Assignment: In full and without alteration, transcribe the listing.

Extracted information:
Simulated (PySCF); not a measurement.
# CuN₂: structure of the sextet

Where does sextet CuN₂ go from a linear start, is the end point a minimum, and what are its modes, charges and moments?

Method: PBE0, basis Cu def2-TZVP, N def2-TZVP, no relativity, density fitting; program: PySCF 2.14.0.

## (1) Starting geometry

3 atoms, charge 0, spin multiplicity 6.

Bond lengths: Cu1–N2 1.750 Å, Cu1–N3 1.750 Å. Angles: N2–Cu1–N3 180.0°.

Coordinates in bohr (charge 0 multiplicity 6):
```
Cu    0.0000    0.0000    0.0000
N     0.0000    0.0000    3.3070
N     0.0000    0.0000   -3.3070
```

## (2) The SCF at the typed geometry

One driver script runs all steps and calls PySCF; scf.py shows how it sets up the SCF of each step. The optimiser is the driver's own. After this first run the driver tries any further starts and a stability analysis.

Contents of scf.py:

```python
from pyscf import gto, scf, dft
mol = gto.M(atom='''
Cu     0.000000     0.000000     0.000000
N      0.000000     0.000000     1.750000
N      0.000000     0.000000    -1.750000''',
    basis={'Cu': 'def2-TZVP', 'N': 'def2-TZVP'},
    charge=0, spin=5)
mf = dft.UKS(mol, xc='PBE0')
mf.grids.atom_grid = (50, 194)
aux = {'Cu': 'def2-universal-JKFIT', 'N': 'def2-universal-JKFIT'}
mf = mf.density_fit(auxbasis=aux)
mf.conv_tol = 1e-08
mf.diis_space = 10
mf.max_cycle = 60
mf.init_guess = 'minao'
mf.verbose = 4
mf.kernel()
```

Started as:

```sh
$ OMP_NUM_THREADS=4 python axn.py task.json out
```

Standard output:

Written solution:
Simulated (PySCF); not a measurement.
# CuN₂: structure of the sextet

Where does sextet CuN₂ go from a linear start, is the end point a minimum, and what are its modes, charges and moments?

Method: PBE0, basis Cu def2-TZVP, N def2-TZVP, no relativity, density fitting; program: PySCF 2.14.0.

## (1) Starting geometry

3 atoms, charge 0, spin multiplicity 6.

Bond lengths: Cu1–N2 1.750 Å, Cu1–N3 1.750 Å. Angles: N2–Cu1–N3 180.0°.

Coordinates in bohr (charge 0 multiplicity 6):
```
Cu    0.0000    0.0000    0.0000
N     0.0000    0.0000    3.3070
N     0.0000    0.0000   -3.3070
```

## (2) The SCF at the typed geometry

One driver script runs all steps and calls PySCF; scf.py shows how it sets up the SCF of each step. The optimiser is the driver's own. After this first run the driver tries any further starts and a stability analysis.

Contents of scf.py:

```python
from pyscf import gto, scf, dft
mol = gto.M(atom='''
Cu     0.000000     0.000000     0.000000
N      0.000000     0.000000     1.750000
N      0.000000     0.000000    -1.750000''',
    basis={'Cu': 'def2-TZVP', 'N': 'def2-TZVP'},
    charge=0, spin=5)
mf = dft.UKS(mol, xc='PBE0')
mf.grids.atom_grid = (50, 194)
aux = {'Cu': 'def2-universal-JKFIT', 'N': 'def2-universal-JKFIT'}
mf = mf.density_fit(auxbasis=aux)
mf.conv_tol = 1e-08
mf.diis_space = 10
mf.max_cycle = 60
mf.init_guess = 'minao'
mf.verbose = 4
mf.kernel()
```

Started as:

```sh
$ OMP_NUM_THREADS=4 python axn.py task.json out
```

Standard output:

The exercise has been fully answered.